→ Assigned task
The whole of the data, every line, should come back exactly the same.

→ Source information
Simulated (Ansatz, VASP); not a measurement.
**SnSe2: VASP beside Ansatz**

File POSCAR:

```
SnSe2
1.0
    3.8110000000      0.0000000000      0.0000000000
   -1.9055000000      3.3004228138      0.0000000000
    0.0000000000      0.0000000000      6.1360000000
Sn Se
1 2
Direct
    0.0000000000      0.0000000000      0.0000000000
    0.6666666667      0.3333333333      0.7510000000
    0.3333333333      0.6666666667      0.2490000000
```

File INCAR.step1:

→ Exercise response
Simulated (Ansatz, VASP); not a measurement.
**SnSe2: VASP beside Ansatz**

File POSCAR:

```
SnSe2
1.0
    3.8110000000      0.0000000000      0.0000000000
   -1.9055000000      3.3004228138      0.0000000000
    0.0000000000      0.0000000000      6.1360000000
Sn Se
1 2
Direct
    0.0000000000      0.0000000000      0.0000000000
    0.6666666667      0.3333333333      0.7510000000
    0.3333333333      0.6666666667      0.2490000000
```

File INCAR.step1:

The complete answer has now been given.